Each entry below should be retyped exactly, with nothing omitted.

» STUDY MATERIAL
----------

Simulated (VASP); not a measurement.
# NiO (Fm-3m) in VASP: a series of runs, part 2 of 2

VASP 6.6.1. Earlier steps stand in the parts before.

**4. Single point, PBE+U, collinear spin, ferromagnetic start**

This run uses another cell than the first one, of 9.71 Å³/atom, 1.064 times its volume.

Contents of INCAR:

----------

» ANSWER AREA
Simulated (VASP); not a measurement.
# NiO (Fm-3m) in VASP: a series of runs, part 2 of 2

VASP 6.6.1. Earlier steps stand in the parts before.

**4. Single point, PBE+U, collinear spin, ferromagnetic start**

This run uses another cell than the first one, of 9.71 Å³/atom, 1.064 times its volume.

Contents of INCAR:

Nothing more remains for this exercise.